- Assigned task -
The lines needed are those from the start of the records through the line holding "H19 on Si8)", each copied exactly.

########

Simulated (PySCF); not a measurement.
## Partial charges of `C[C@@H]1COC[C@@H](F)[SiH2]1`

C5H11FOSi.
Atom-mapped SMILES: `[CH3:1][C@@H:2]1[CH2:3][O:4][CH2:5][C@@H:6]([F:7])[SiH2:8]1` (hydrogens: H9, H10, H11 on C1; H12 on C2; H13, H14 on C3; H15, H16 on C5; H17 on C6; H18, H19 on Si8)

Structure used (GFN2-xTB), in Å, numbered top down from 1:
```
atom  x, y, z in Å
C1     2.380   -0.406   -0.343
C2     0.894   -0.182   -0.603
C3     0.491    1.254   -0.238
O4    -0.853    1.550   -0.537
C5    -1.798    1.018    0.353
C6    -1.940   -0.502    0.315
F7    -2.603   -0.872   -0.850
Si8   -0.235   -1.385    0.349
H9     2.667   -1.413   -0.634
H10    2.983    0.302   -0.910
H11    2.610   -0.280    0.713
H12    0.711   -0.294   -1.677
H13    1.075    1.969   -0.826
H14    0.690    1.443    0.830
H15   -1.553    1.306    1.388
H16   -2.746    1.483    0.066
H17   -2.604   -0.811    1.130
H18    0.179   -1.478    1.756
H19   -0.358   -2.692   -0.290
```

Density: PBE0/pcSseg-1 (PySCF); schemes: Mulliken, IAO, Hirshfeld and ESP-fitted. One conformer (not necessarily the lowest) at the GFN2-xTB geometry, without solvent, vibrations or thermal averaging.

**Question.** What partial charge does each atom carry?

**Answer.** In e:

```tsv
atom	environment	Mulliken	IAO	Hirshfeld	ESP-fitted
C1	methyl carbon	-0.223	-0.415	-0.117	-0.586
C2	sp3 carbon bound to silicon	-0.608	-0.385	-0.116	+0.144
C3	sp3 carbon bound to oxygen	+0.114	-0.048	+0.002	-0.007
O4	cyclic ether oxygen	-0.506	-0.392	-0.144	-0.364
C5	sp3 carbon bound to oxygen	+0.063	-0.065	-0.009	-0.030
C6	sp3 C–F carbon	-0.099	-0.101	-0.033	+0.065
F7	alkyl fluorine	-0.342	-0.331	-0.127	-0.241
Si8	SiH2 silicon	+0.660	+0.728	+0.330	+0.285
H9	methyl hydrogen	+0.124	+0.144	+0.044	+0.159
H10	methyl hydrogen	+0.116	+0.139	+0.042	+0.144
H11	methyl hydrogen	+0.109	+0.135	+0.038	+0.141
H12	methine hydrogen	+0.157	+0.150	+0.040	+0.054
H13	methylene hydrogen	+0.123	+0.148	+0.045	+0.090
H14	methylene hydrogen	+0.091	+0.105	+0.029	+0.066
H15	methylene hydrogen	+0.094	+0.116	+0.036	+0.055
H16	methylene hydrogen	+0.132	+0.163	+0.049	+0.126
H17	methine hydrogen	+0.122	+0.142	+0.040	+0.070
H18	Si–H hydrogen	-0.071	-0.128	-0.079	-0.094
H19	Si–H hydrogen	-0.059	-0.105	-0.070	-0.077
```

########

- Task output -
Simulated (PySCF); not a measurement.
## Partial charges of `C[C@@H]1COC[C@@H](F)[SiH2]1`

C5H11FOSi.
Atom-mapped SMILES: `[CH3:1][C@@H:2]1[CH2:3][O:4][CH2:5][C@@H:6]([F:7])[SiH2:8]1` (hydrogens: H9, H10, H11 on C1; H12 on C2; H13, H14 on C3; H15, H16 on C5; H17 on C6; H18, H19 on Si8)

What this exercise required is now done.